# Provided material:
* * * * * * * * *
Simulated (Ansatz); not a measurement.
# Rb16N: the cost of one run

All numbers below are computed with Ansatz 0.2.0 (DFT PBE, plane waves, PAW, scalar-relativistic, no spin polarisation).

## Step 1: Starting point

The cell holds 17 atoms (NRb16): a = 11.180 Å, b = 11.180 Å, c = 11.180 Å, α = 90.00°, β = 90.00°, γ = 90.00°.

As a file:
* * * * * * * * *

# Work order:
Starting from the first line above, copy the data through to the last line exactly.

# Task solution:
Simulated (Ansatz); not a measurement.
# Rb16N: the cost of one run

All numbers below are computed with Ansatz 0.2.0 (DFT PBE, plane waves, PAW, scalar-relativistic, no spin polarisation).

## Step 1: Starting point

The cell holds 17 atoms (NRb16): a = 11.180 Å, b = 11.180 Å, c = 11.180 Å, α = 90.00°, β = 90.00°, γ = 90.00°.

As a file:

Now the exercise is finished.